DATA EXTRACTS:
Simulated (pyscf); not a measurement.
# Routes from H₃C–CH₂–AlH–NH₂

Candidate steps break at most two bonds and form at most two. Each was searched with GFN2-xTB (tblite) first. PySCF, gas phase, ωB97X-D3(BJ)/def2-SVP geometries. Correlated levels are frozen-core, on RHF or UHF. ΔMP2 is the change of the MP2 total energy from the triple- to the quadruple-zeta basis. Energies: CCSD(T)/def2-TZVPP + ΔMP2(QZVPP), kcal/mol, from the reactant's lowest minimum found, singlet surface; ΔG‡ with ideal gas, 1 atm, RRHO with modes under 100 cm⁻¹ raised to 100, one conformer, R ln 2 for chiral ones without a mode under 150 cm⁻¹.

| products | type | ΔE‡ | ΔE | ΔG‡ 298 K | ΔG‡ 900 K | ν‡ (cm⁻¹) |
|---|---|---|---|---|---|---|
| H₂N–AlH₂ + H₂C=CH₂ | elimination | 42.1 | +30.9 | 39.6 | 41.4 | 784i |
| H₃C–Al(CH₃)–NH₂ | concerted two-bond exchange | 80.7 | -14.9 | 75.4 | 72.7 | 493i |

WORK ITEM: Please transcribe the data above without changes, from its first line to its "K | ν‡ (cm⁻¹) |" line, and leave out anything past that.

EXPECTED ANSWER:
Simulated (pyscf); not a measurement.
# Routes from H₃C–CH₂–AlH–NH₂

Candidate steps break at most two bonds and form at most two. Each was searched with GFN2-xTB (tblite) first. PySCF, gas phase, ωB97X-D3(BJ)/def2-SVP geometries. Correlated levels are frozen-core, on RHF or UHF. ΔMP2 is the change of the MP2 total energy from the triple- to the quadruple-zeta basis. Energies: CCSD(T)/def2-TZVPP + ΔMP2(QZVPP), kcal/mol, from the reactant's lowest minimum found, singlet surface; ΔG‡ with ideal gas, 1 atm, RRHO with modes under 100 cm⁻¹ raised to 100, one conformer, R ln 2 for chiral ones without a mode under 150 cm⁻¹.

| products | type | ΔE‡ | ΔE | ΔG‡ 298 K | ΔG‡ 900 K | ν‡ (cm⁻¹) |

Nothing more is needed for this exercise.